*Raw data*:
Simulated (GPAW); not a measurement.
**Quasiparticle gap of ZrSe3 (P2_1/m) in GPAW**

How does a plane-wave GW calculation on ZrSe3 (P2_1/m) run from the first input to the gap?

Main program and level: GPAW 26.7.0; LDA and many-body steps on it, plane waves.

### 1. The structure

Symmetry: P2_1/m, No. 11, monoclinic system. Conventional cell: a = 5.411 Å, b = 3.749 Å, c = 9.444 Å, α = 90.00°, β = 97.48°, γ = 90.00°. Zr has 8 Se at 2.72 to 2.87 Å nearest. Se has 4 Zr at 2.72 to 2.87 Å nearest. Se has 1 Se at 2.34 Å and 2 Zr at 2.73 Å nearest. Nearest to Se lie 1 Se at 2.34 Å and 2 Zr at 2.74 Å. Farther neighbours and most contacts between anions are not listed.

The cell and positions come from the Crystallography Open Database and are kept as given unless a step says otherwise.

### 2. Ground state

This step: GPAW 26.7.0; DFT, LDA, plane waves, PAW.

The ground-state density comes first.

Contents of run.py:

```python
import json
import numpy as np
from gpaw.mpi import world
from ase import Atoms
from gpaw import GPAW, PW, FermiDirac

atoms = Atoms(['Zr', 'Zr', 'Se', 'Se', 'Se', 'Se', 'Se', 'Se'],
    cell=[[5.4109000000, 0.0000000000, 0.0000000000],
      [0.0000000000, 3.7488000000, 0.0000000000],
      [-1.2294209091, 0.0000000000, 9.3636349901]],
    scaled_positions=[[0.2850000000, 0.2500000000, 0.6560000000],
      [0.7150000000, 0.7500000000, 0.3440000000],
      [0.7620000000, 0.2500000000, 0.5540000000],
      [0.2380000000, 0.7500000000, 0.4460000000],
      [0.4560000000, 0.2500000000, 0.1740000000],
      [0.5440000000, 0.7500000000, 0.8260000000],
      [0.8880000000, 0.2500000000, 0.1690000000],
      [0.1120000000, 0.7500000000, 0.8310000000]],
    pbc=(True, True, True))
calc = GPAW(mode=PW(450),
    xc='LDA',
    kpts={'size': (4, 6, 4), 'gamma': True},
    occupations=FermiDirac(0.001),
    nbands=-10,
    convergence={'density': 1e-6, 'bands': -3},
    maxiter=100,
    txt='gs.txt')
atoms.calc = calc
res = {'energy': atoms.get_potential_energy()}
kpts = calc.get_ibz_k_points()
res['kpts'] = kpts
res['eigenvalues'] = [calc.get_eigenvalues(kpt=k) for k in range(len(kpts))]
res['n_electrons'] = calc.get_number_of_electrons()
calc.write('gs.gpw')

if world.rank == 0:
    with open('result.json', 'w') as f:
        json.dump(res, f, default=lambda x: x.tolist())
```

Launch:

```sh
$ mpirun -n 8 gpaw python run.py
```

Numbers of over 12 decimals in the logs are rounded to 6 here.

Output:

*Work item*: Everything from the first line of the records above through the line containing "### 1. The structure" should be restated word for word; leave out all other lines.

*Task output*:
Simulated (GPAW); not a measurement.
**Quasiparticle gap of ZrSe3 (P2_1/m) in GPAW**

How does a plane-wave GW calculation on ZrSe3 (P2_1/m) run from the first input to the gap?

Main program and level: GPAW 26.7.0; LDA and many-body steps on it, plane waves.

### 1. The structure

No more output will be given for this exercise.